__Requirement__. Take the entries that follow and return exactly the lines from the one holding "liquid | 537.4 |" through the one holding "- Soave-Redlich-Kwong: mean", both included. Nothing else is needed.

__Available data__.
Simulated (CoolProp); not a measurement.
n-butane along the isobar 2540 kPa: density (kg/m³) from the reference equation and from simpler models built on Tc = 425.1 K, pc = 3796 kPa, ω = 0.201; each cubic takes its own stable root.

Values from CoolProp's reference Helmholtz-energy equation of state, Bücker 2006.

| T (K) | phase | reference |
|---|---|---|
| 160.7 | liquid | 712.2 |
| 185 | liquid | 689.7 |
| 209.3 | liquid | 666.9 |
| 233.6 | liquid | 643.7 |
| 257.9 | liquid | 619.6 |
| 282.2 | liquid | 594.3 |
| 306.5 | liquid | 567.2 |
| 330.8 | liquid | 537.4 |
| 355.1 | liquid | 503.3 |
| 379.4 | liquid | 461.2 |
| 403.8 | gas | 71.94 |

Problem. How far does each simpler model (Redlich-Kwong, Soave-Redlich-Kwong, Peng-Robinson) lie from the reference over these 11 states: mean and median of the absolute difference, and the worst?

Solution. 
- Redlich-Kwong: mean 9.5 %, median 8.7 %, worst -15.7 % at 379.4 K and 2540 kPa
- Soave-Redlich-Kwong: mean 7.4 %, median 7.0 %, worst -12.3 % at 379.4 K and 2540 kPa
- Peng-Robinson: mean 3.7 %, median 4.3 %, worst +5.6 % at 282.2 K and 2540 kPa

__Exercise result__.
| 330.8 | liquid | 537.4 |
| 355.1 | liquid | 503.3 |
| 379.4 | liquid | 461.2 |
| 403.8 | gas | 71.94 |

Problem. How far does each simpler model (Redlich-Kwong, Soave-Redlich-Kwong, Peng-Robinson) lie from the reference over these 11 states: mean and median of the absolute difference, and the worst?

Solution. 
- Redlich-Kwong: mean 9.5 %, median 8.7 %, worst -15.7 % at 379.4 K and 2540 kPa
- Soave-Redlich-Kwong: mean 7.4 %, median 7.0 %, worst -12.3 % at 379.4 K and 2540 kPa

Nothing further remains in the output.